Data extracts:
· · · ·

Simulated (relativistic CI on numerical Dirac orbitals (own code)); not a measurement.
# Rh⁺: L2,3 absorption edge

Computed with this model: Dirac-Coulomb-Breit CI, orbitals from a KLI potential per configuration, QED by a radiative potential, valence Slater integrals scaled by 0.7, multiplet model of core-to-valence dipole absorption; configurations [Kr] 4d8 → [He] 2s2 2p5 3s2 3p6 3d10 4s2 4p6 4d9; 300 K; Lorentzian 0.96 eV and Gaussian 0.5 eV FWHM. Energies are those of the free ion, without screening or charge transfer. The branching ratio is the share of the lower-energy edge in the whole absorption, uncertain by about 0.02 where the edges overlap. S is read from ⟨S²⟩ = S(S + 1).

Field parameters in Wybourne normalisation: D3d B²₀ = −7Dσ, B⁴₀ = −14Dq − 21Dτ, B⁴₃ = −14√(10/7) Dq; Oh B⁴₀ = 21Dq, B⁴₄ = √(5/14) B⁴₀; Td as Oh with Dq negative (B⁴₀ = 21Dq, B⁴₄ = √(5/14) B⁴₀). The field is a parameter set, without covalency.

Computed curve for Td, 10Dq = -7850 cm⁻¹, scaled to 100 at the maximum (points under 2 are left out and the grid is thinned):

· · · ·

Exercise:
Reproduce exactly the lines from the beginning of the entries above up to and including the line that contains "# Rh⁺: L2,3 absorption edge".

Your solution:
Simulated (relativistic CI on numerical Dirac orbitals (own code)); not a measurement.
# Rh⁺: L2,3 absorption edge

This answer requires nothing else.